WORK INSTRUCTION
All of the material must be duplicated exactly, line by line.

GIVEN ENTRIES
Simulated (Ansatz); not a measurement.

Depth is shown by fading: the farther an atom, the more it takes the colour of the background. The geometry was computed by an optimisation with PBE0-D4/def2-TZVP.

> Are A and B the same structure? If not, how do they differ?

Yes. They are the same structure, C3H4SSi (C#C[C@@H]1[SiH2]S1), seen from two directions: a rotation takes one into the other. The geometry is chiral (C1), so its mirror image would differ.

EXERCISE OUTPUT
Simulated (Ansatz); not a measurement.

Depth is shown by fading: the farther an atom, the more it takes the colour of the background. The geometry was computed by an optimisation with PBE0-D4/def2-TZVP.

> Are A and B the same structure? If not, how do they differ?

Yes. They are the same structure, C3H4SSi (C#C[C@@H]1[SiH2]S1), seen from two directions: a rotation takes one into the other. The geometry is chiral (C1), so its mirror image would differ.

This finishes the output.